#### RECORD EXTRACTS ####
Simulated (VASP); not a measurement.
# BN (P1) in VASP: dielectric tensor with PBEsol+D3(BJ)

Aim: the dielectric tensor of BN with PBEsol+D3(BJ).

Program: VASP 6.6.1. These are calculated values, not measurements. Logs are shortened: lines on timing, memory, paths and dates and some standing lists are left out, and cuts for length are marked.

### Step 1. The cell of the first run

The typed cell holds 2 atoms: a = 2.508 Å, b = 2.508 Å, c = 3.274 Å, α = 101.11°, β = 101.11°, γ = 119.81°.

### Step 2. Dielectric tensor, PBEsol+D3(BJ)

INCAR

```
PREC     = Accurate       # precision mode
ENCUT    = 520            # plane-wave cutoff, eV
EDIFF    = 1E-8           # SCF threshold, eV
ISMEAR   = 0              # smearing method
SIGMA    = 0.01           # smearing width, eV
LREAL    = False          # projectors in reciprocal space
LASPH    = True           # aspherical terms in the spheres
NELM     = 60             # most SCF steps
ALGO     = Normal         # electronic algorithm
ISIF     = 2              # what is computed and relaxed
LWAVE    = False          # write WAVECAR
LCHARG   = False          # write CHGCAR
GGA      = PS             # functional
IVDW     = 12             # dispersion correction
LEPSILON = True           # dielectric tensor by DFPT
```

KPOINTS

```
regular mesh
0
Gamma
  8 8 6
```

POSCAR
####

REQUIRED ACTION: Each record should be transcribed exactly as it was written.

TASK ANSWER:
Simulated (VASP); not a measurement.
# BN (P1) in VASP: dielectric tensor with PBEsol+D3(BJ)

Aim: the dielectric tensor of BN with PBEsol+D3(BJ).

Program: VASP 6.6.1. These are calculated values, not measurements. Logs are shortened: lines on timing, memory, paths and dates and some standing lists are left out, and cuts for length are marked.

### Step 1. The cell of the first run

The typed cell holds 2 atoms: a = 2.508 Å, b = 2.508 Å, c = 3.274 Å, α = 101.11°, β = 101.11°, γ = 119.81°.

### Step 2. Dielectric tensor, PBEsol+D3(BJ)

INCAR

```
PREC     = Accurate       # precision mode
ENCUT    = 520            # plane-wave cutoff, eV
EDIFF    = 1E-8           # SCF threshold, eV
ISMEAR   = 0              # smearing method
SIGMA    = 0.01           # smearing width, eV
LREAL    = False          # projectors in reciprocal space
LASPH    = True           # aspherical terms in the spheres
NELM     = 60             # most SCF steps
ALGO     = Normal         # electronic algorithm
ISIF     = 2              # what is computed and relaxed
LWAVE    = False          # write WAVECAR
LCHARG   = False          # write CHGCAR
GGA      = PS             # functional
IVDW     = 12             # dispersion correction
LEPSILON = True           # dielectric tensor by DFPT
```

KPOINTS

```
regular mesh
0
Gamma
  8 8 6
```

POSCAR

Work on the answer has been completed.